**Brief:** Output range, inclusive: from the line containing "Its results: band" to the line containing "Caveats: the PAW". Restate those lines from the data below word for word and only those.

**Entries provided:**
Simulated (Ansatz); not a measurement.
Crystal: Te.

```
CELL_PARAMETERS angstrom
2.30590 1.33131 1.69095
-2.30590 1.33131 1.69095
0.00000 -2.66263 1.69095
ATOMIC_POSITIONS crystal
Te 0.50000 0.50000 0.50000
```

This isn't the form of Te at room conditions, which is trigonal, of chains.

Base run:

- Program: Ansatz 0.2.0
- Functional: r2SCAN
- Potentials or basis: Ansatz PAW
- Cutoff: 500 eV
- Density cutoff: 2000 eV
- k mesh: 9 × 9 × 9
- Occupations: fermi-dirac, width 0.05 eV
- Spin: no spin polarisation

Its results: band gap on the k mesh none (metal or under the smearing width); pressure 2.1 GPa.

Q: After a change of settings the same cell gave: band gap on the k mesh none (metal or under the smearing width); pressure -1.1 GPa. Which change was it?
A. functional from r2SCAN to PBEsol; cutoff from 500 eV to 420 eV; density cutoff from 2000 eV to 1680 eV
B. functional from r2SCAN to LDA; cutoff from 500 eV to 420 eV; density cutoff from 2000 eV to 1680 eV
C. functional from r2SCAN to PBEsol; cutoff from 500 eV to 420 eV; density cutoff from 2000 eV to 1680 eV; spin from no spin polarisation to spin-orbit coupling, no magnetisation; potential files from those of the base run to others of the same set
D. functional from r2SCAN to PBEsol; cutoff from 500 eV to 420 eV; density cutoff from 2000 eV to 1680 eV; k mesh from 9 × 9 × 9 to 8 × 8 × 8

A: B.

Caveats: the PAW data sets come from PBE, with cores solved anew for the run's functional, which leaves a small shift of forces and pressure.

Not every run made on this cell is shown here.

**Response:**
Its results: band gap on the k mesh none (metal or under the smearing width); pressure 2.1 GPa.

Q: After a change of settings the same cell gave: band gap on the k mesh none (metal or under the smearing width); pressure -1.1 GPa. Which change was it?
A. functional from r2SCAN to PBEsol; cutoff from 500 eV to 420 eV; density cutoff from 2000 eV to 1680 eV
B. functional from r2SCAN to LDA; cutoff from 500 eV to 420 eV; density cutoff from 2000 eV to 1680 eV
C. functional from r2SCAN to PBEsol; cutoff from 500 eV to 420 eV; density cutoff from 2000 eV to 1680 eV; spin from no spin polarisation to spin-orbit coupling, no magnetisation; potential files from those of the base run to others of the same set
D. functional from r2SCAN to PBEsol; cutoff from 500 eV to 420 eV; density cutoff from 2000 eV to 1680 eV; k mesh from 9 × 9 × 9 to 8 × 8 × 8

A: B.

Caveats: the PAW data sets come from PBE, with cores solved anew for the run's functional, which leaves a small shift of forces and pressure.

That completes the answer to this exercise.